INFORMATION GIVEN:
*** Begin section ***
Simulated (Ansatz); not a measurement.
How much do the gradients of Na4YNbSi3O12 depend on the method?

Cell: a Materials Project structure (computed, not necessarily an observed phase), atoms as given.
*** End section ***

ASSIGNMENT:
Beginning with the first line above, could you copy every line exactly, up to and including the one with "How much do"?

TASK ANSWER:
Simulated (Ansatz); not a measurement.
How much do the gradients of Na4YNbSi3O12 depend on the method?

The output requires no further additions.